╭──
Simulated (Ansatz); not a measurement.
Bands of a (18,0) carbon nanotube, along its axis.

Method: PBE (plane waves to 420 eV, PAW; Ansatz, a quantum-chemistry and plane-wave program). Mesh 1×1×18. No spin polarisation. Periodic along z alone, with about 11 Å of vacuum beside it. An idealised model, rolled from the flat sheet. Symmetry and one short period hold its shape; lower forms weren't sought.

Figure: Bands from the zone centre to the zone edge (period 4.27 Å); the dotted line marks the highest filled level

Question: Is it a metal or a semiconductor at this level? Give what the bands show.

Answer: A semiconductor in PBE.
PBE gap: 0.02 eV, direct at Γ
╰──

Your task is to retype the entries verbatim, starting with the line that holds "Question: Is it" and stopping after the line that holds "Answer: A semiconductor in PBE.".

§ **Response**:
Question: Is it a metal or a semiconductor at this level? Give what the bands show.

Answer: A semiconductor in PBE.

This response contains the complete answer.